> Given information:
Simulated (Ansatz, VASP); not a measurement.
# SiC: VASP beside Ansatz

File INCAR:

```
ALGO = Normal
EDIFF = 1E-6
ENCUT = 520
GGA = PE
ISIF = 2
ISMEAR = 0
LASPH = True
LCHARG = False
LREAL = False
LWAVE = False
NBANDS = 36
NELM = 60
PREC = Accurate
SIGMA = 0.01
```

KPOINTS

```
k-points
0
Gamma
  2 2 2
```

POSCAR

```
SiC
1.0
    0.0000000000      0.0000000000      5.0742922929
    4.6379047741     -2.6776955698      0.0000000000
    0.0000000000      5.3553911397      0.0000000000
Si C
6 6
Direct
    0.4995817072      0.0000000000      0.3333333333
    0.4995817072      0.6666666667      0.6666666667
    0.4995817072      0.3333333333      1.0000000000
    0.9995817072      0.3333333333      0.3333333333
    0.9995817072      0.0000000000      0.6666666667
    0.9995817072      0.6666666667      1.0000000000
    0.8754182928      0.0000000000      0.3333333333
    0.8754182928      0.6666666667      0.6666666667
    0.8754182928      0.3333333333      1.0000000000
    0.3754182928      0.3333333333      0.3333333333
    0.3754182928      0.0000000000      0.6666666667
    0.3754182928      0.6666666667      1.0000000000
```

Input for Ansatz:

> Requirement: Would you please repeat the whole listing exactly as it is?

> Solution:
Simulated (Ansatz, VASP); not a measurement.
# SiC: VASP beside Ansatz

File INCAR:

```
ALGO = Normal
EDIFF = 1E-6
ENCUT = 520
GGA = PE
ISIF = 2
ISMEAR = 0
LASPH = True
LCHARG = False
LREAL = False
LWAVE = False
NBANDS = 36
NELM = 60
PREC = Accurate
SIGMA = 0.01
```

KPOINTS

```
k-points
0
Gamma
  2 2 2
```

POSCAR

```
SiC
1.0
    0.0000000000      0.0000000000      5.0742922929
    4.6379047741     -2.6776955698      0.0000000000
    0.0000000000      5.3553911397      0.0000000000
Si C
6 6
Direct
    0.4995817072      0.0000000000      0.3333333333
    0.4995817072      0.6666666667      0.6666666667
    0.4995817072      0.3333333333      1.0000000000
    0.9995817072      0.3333333333      0.3333333333
    0.9995817072      0.0000000000      0.6666666667
    0.9995817072      0.6666666667      1.0000000000
    0.8754182928      0.0000000000      0.3333333333
    0.8754182928      0.6666666667      0.6666666667
    0.8754182928      0.3333333333      1.0000000000
    0.3754182928      0.3333333333      0.3333333333
    0.3754182928      0.0000000000      0.6666666667
    0.3754182928      0.6666666667      1.0000000000
```

Input for Ansatz:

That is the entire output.